▶ [Provided data]:
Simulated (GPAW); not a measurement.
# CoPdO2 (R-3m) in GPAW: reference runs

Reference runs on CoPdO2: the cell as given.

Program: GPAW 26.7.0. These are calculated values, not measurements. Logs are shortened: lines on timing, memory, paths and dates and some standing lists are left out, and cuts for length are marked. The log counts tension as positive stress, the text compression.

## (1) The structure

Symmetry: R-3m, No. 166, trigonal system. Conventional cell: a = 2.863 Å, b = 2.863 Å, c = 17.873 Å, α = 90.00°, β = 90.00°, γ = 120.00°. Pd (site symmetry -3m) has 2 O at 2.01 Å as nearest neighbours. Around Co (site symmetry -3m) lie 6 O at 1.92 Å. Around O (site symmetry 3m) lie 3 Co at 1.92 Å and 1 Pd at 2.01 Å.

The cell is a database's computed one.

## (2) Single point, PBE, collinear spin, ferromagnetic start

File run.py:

▶ [Activity]: All the lines above should be written out once more, exactly.

▶ [Result]:
Simulated (GPAW); not a measurement.
# CoPdO2 (R-3m) in GPAW: reference runs

Reference runs on CoPdO2: the cell as given.

Program: GPAW 26.7.0. These are calculated values, not measurements. Logs are shortened: lines on timing, memory, paths and dates and some standing lists are left out, and cuts for length are marked. The log counts tension as positive stress, the text compression.

## (1) The structure

Symmetry: R-3m, No. 166, trigonal system. Conventional cell: a = 2.863 Å, b = 2.863 Å, c = 17.873 Å, α = 90.00°, β = 90.00°, γ = 120.00°. Pd (site symmetry -3m) has 2 O at 2.01 Å as nearest neighbours. Around Co (site symmetry -3m) lie 6 O at 1.92 Å. Around O (site symmetry 3m) lie 3 Co at 1.92 Å and 1 Pd at 2.01 Å.

The cell is a database's computed one.

## (2) Single point, PBE, collinear spin, ferromagnetic start

File run.py:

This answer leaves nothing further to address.